════
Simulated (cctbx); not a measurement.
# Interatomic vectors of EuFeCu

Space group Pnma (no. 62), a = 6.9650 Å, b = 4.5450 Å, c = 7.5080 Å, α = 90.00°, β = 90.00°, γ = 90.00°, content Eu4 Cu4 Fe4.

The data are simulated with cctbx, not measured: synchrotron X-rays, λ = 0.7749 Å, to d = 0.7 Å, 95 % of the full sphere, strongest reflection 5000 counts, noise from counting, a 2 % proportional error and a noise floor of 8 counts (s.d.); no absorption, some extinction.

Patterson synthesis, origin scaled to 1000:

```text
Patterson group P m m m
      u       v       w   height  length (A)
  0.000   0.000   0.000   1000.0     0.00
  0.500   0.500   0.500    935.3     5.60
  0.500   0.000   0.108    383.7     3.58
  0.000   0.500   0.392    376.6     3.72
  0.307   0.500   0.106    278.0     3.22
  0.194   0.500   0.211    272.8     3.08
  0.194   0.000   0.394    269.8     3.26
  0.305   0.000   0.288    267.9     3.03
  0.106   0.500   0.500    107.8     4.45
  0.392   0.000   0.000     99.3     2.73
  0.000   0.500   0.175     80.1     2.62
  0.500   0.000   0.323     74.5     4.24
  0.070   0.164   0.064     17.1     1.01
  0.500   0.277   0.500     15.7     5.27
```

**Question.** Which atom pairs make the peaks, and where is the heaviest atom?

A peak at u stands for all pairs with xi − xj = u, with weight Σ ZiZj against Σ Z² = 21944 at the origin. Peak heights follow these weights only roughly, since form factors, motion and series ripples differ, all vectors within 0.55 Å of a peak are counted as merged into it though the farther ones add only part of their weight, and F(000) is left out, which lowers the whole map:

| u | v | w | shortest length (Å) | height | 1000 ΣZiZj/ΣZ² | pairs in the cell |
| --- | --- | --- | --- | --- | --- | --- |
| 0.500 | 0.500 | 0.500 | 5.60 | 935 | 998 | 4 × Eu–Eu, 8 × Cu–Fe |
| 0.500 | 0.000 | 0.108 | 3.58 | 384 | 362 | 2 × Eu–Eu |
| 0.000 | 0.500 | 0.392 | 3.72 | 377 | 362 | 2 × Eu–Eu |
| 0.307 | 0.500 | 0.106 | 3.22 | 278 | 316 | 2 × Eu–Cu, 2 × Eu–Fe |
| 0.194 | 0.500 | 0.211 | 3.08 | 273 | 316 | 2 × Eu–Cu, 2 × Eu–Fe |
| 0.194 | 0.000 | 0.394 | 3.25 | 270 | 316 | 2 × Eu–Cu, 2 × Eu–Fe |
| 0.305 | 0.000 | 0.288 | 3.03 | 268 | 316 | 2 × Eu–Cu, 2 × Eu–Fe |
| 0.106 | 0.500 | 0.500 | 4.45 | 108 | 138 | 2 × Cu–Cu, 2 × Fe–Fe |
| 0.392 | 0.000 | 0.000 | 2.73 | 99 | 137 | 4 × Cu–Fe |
════

Task item
Take the lines from the first line of the listing up to and including the line with "Space group Pnma" and give them again exactly.

Response box
Simulated (cctbx); not a measurement.
# Interatomic vectors of EuFeCu

Space group Pnma (no. 62), a = 6.9650 Å, b = 4.5450 Å, c = 7.5080 Å, α = 90.00°, β = 90.00°, γ = 90.00°, content Eu4 Cu4 Fe4.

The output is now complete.